>>>

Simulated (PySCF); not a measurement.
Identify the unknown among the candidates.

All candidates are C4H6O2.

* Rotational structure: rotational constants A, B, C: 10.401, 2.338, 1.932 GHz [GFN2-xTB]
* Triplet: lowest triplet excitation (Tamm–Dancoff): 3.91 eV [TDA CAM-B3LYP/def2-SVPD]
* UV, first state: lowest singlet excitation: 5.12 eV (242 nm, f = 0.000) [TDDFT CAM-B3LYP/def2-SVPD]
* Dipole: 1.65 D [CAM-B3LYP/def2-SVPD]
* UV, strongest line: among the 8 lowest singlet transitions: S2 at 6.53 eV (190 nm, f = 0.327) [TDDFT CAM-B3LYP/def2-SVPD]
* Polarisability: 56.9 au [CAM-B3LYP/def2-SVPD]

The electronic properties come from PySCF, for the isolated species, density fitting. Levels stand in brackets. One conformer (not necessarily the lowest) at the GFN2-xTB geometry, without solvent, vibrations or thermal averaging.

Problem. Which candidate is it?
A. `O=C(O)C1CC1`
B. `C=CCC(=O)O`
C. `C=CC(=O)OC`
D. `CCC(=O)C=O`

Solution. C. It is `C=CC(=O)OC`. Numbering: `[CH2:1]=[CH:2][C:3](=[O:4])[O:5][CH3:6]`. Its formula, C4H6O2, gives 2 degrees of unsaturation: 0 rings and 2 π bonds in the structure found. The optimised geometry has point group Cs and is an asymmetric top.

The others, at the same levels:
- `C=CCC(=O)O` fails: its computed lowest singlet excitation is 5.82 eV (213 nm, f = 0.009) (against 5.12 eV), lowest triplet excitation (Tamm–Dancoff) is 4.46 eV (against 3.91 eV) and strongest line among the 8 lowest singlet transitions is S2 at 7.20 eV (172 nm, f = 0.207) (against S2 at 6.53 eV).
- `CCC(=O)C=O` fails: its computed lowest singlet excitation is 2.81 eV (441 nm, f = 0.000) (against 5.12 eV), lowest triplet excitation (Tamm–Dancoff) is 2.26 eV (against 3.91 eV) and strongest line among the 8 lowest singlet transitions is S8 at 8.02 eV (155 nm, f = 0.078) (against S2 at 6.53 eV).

<<<

- _Activity_
Repeat word for word every line from the start of the entries to the line holding "1.932 GHz [GFN2-xTB]", inclusive, and nothing else.

- _Exercise solution_
Simulated (PySCF); not a measurement.
Identify the unknown among the candidates.

All candidates are C4H6O2.

* Rotational structure: rotational constants A, B, C: 10.401, 2.338, 1.932 GHz [GFN2-xTB]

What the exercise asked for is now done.